* _ASSIGNMENT_: Transcribe the entire listing faithfully; every line must match the original.

Top of SOURCE MATERIAL
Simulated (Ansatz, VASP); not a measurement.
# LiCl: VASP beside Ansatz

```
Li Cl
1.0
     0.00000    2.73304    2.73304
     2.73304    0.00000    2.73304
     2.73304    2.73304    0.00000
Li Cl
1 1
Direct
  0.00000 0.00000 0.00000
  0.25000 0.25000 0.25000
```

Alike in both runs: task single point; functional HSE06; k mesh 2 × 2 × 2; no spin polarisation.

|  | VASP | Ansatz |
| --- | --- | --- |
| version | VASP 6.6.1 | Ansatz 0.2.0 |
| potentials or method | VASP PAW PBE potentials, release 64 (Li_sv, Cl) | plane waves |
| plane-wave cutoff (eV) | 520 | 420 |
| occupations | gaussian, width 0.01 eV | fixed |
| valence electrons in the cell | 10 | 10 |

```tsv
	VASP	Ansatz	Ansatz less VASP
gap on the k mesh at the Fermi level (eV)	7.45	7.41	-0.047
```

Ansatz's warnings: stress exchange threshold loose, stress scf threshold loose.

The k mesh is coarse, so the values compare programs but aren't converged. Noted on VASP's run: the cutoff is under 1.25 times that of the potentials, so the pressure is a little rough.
Bottom of SOURCE MATERIAL

* _SOLUTION_:
Simulated (Ansatz, VASP); not a measurement.
# LiCl: VASP beside Ansatz

```
Li Cl
1.0
     0.00000    2.73304    2.73304
     2.73304    0.00000    2.73304
     2.73304    2.73304    0.00000
Li Cl
1 1
Direct
  0.00000 0.00000 0.00000
  0.25000 0.25000 0.25000
```

Alike in both runs: task single point; functional HSE06; k mesh 2 × 2 × 2; no spin polarisation.

|  | VASP | Ansatz |
| --- | --- | --- |
| version | VASP 6.6.1 | Ansatz 0.2.0 |
| potentials or method | VASP PAW PBE potentials, release 64 (Li_sv, Cl) | plane waves |
| plane-wave cutoff (eV) | 520 | 420 |
| occupations | gaussian, width 0.01 eV | fixed |
| valence electrons in the cell | 10 | 10 |

```tsv
	VASP	Ansatz	Ansatz less VASP
gap on the k mesh at the Fermi level (eV)	7.45	7.41	-0.047
```

Ansatz's warnings: stress exchange threshold loose, stress scf threshold loose.

The k mesh is coarse, so the values compare programs but aren't converged. Noted on VASP's run: the cutoff is under 1.25 times that of the potentials, so the pressure is a little rough.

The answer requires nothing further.